→ Data extracts
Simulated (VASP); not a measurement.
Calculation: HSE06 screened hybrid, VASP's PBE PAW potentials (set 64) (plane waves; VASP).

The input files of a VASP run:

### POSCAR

→ Work instruction
Take the lines from the start of the records through the line holding "The input files", both included, and please print them exactly, with nothing else.

→ Task answer
Simulated (VASP); not a measurement.
Calculation: HSE06 screened hybrid, VASP's PBE PAW potentials (set 64) (plane waves; VASP).

The input files of a VASP run:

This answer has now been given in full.